_ _ _ _ _

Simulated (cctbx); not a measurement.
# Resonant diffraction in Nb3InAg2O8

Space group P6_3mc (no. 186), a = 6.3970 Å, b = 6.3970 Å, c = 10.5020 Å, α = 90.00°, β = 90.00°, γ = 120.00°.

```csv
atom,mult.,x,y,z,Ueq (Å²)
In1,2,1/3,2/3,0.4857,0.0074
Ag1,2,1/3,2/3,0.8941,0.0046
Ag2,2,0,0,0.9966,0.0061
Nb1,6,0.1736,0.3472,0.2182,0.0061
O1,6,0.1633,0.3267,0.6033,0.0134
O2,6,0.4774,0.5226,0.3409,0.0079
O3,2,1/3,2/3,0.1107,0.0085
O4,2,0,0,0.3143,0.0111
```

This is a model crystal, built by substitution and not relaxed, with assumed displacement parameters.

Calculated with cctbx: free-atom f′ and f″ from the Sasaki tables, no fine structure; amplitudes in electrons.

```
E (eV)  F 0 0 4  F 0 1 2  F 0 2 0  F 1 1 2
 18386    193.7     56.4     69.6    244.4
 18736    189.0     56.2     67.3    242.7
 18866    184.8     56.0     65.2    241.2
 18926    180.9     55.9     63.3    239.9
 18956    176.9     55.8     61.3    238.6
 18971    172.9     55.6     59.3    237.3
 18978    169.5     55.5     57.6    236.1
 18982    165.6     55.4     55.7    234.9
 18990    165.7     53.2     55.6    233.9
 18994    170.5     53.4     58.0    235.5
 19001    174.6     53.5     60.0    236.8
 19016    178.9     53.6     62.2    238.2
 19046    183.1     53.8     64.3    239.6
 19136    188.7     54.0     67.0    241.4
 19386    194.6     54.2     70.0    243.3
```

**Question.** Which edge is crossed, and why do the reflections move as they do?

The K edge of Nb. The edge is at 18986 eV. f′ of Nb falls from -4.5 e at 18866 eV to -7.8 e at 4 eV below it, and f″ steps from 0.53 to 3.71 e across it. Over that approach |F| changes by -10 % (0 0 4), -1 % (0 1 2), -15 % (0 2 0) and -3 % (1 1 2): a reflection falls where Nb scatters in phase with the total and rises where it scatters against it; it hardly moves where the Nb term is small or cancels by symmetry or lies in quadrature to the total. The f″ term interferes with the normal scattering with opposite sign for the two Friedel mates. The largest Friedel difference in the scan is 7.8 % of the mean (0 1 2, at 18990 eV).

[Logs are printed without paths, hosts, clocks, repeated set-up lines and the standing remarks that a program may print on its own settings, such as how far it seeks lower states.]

_ _ _ _ _

## [Activity]
Extract the lines above, from the first one through the one containing "as they do?", and return only those, unchanged.

## [Reply]
Simulated (cctbx); not a measurement.
# Resonant diffraction in Nb3InAg2O8

Space group P6_3mc (no. 186), a = 6.3970 Å, b = 6.3970 Å, c = 10.5020 Å, α = 90.00°, β = 90.00°, γ = 120.00°.

```csv
atom,mult.,x,y,z,Ueq (Å²)
In1,2,1/3,2/3,0.4857,0.0074
Ag1,2,1/3,2/3,0.8941,0.0046
Ag2,2,0,0,0.9966,0.0061
Nb1,6,0.1736,0.3472,0.2182,0.0061
O1,6,0.1633,0.3267,0.6033,0.0134
O2,6,0.4774,0.5226,0.3409,0.0079
O3,2,1/3,2/3,0.1107,0.0085
O4,2,0,0,0.3143,0.0111
```

This is a model crystal, built by substitution and not relaxed, with assumed displacement parameters.

Calculated with cctbx: free-atom f′ and f″ from the Sasaki tables, no fine structure; amplitudes in electrons.

```
E (eV)  F 0 0 4  F 0 1 2  F 0 2 0  F 1 1 2
 18386    193.7     56.4     69.6    244.4
 18736    189.0     56.2     67.3    242.7
 18866    184.8     56.0     65.2    241.2
 18926    180.9     55.9     63.3    239.9
 18956    176.9     55.8     61.3    238.6
 18971    172.9     55.6     59.3    237.3
 18978    169.5     55.5     57.6    236.1
 18982    165.6     55.4     55.7    234.9
 18990    165.7     53.2     55.6    233.9
 18994    170.5     53.4     58.0    235.5
 19001    174.6     53.5     60.0    236.8
 19016    178.9     53.6     62.2    238.2
 19046    183.1     53.8     64.3    239.6
 19136    188.7     54.0     67.0    241.4
 19386    194.6     54.2     70.0    243.3
```

**Question.** Which edge is crossed, and why do the reflections move as they do?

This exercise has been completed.